____ INFORMATION SHOWN

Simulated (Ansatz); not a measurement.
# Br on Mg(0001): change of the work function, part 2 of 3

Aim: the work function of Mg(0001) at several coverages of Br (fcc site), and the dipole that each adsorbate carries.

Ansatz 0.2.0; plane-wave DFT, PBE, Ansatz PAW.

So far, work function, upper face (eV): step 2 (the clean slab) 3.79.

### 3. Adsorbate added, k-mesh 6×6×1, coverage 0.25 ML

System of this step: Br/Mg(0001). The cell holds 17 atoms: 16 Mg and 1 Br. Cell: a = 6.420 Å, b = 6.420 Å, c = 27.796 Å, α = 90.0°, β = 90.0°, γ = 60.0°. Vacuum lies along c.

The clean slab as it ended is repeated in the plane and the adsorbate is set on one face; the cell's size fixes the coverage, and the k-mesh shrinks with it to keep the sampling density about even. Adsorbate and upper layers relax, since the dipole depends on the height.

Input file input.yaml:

________

» **REQUIREMENT**
Using only the listing above, restate exactly the lines from the line containing "# Br on Mg(0001): change" through the line containing "System of this", both included.

» **EXERCISE SOLUTION**
# Br on Mg(0001): change of the work function, part 2 of 3

Aim: the work function of Mg(0001) at several coverages of Br (fcc site), and the dipole that each adsorbate carries.

Ansatz 0.2.0; plane-wave DFT, PBE, Ansatz PAW.

So far, work function, upper face (eV): step 2 (the clean slab) 3.79.

### 3. Adsorbate added, k-mesh 6×6×1, coverage 0.25 ML

System of this step: Br/Mg(0001). The cell holds 17 atoms: 16 Mg and 1 Br. Cell: a = 6.420 Å, b = 6.420 Å, c = 27.796 Å, α = 90.0°, β = 90.0°, γ = 60.0°. Vacuum lies along c.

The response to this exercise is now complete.